> [Brief] Retype the records below exactly as they appear.

> [Data under study]
# # # # # # #

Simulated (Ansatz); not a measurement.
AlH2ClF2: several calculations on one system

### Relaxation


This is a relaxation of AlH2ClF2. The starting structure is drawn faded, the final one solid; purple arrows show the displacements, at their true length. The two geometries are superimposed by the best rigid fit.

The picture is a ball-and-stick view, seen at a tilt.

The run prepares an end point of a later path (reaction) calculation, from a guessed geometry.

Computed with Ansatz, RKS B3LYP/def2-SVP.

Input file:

# # # # # # #

> [Written reply]
Simulated (Ansatz); not a measurement.
AlH2ClF2: several calculations on one system

### Relaxation


This is a relaxation of AlH2ClF2. The starting structure is drawn faded, the final one solid; purple arrows show the displacements, at their true length. The two geometries are superimposed by the best rigid fit.

The picture is a ball-and-stick view, seen at a tilt.

The run prepares an end point of a later path (reaction) calculation, from a guessed geometry.

Computed with Ansatz, RKS B3LYP/def2-SVP.

Input file:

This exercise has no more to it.